(EXCERPTED DATA)

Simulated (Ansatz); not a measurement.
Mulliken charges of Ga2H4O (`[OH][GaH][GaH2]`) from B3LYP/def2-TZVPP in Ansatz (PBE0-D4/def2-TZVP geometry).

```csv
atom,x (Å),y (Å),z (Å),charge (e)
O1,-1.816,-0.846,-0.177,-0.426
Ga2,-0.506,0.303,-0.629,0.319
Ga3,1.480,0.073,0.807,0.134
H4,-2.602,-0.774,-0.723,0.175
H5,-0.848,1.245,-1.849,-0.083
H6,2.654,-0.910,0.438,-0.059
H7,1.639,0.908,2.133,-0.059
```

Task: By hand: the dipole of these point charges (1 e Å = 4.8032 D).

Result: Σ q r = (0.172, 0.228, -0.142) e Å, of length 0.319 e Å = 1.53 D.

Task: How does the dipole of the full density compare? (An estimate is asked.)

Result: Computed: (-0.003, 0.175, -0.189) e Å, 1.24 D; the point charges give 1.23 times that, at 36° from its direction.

(End EXCERPTED DATA)

**REQUIRED ACTION:**
A word-for-word transcription of the data above is required.

**EXERCISE RESULT:**
Simulated (Ansatz); not a measurement.
Mulliken charges of Ga2H4O (`[OH][GaH][GaH2]`) from B3LYP/def2-TZVPP in Ansatz (PBE0-D4/def2-TZVP geometry).

```csv
atom,x (Å),y (Å),z (Å),charge (e)
O1,-1.816,-0.846,-0.177,-0.426
Ga2,-0.506,0.303,-0.629,0.319
Ga3,1.480,0.073,0.807,0.134
H4,-2.602,-0.774,-0.723,0.175
H5,-0.848,1.245,-1.849,-0.083
H6,2.654,-0.910,0.438,-0.059
H7,1.639,0.908,2.133,-0.059
```

Task: By hand: the dipole of these point charges (1 e Å = 4.8032 D).

Result: Σ q r = (0.172, 0.228, -0.142) e Å, of length 0.319 e Å = 1.53 D.

Task: How does the dipole of the full density compare? (An estimate is asked.)

Result: Computed: (-0.003, 0.175, -0.189) e Å, 1.24 D; the point charges give 1.23 times that, at 36° from its direction.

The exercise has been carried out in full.